────────────────────────────────────────
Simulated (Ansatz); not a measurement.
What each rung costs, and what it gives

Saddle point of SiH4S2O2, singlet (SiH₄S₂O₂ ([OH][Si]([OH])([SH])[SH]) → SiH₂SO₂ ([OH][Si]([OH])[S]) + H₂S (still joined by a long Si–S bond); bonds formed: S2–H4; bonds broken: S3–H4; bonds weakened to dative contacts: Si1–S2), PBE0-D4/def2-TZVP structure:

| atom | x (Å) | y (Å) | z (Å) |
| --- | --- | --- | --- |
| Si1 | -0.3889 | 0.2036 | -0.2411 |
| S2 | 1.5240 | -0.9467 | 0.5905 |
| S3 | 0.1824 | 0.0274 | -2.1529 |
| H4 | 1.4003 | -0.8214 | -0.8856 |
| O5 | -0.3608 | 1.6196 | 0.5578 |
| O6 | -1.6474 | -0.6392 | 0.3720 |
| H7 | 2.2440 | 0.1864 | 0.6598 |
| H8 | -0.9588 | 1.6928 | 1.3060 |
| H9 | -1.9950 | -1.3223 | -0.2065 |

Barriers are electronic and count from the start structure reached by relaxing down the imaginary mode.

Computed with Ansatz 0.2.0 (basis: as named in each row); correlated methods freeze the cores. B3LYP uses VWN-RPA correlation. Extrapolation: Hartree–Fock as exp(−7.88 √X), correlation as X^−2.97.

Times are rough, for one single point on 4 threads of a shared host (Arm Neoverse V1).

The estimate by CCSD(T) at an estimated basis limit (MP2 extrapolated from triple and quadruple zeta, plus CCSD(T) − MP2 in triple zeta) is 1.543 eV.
────────────────────────────────────────

__Action item__
Between the first line of the entries above and the line with "Times are rough, for", both included, copy every line exactly and nothing outside that range.

__Exercise answer__
Simulated (Ansatz); not a measurement.
What each rung costs, and what it gives

Saddle point of SiH4S2O2, singlet (SiH₄S₂O₂ ([OH][Si]([OH])([SH])[SH]) → SiH₂SO₂ ([OH][Si]([OH])[S]) + H₂S (still joined by a long Si–S bond); bonds formed: S2–H4; bonds broken: S3–H4; bonds weakened to dative contacts: Si1–S2), PBE0-D4/def2-TZVP structure:

| atom | x (Å) | y (Å) | z (Å) |
| --- | --- | --- | --- |
| Si1 | -0.3889 | 0.2036 | -0.2411 |
| S2 | 1.5240 | -0.9467 | 0.5905 |
| S3 | 0.1824 | 0.0274 | -2.1529 |
| H4 | 1.4003 | -0.8214 | -0.8856 |
| O5 | -0.3608 | 1.6196 | 0.5578 |
| O6 | -1.6474 | -0.6392 | 0.3720 |
| H7 | 2.2440 | 0.1864 | 0.6598 |
| H8 | -0.9588 | 1.6928 | 1.3060 |
| H9 | -1.9950 | -1.3223 | -0.2065 |

Barriers are electronic and count from the start structure reached by relaxing down the imaginary mode.

Computed with Ansatz 0.2.0 (basis: as named in each row); correlated methods freeze the cores. B3LYP uses VWN-RPA correlation. Extrapolation: Hartree–Fock as exp(−7.88 √X), correlation as X^−2.97.

Times are rough, for one single point on 4 threads of a shared host (Arm Neoverse V1).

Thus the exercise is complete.